◆ Activity
Provide again, from the entries below, every line from the one containing "A run of VASP 6.6.1 is set up as follows." through the one containing "Potentials or basis: VASP", exactly as written, and no other line.

◆ Data for review
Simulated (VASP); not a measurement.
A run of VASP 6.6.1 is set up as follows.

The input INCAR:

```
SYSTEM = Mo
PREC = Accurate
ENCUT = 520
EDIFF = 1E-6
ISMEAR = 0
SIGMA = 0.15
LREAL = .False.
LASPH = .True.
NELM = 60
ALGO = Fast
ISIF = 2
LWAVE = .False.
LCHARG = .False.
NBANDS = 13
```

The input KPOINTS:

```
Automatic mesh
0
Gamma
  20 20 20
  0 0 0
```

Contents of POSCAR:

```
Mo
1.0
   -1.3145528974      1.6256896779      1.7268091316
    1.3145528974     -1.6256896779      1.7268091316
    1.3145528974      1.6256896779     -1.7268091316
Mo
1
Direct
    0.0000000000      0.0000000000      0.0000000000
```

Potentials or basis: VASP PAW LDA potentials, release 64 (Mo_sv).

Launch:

◆ Worked solution
A run of VASP 6.6.1 is set up as follows.

The input INCAR:

```
SYSTEM = Mo
PREC = Accurate
ENCUT = 520
EDIFF = 1E-6
ISMEAR = 0
SIGMA = 0.15
LREAL = .False.
LASPH = .True.
NELM = 60
ALGO = Fast
ISIF = 2
LWAVE = .False.
LCHARG = .False.
NBANDS = 13
```

The input KPOINTS:

```
Automatic mesh
0
Gamma
  20 20 20
  0 0 0
```

Contents of POSCAR:

```
Mo
1.0
   -1.3145528974      1.6256896779      1.7268091316
    1.3145528974     -1.6256896779      1.7268091316
    1.3145528974      1.6256896779     -1.7268091316
Mo
1
Direct
    0.0000000000      0.0000000000      0.0000000000
```

Potentials or basis: VASP PAW LDA potentials, release 64 (Mo_sv).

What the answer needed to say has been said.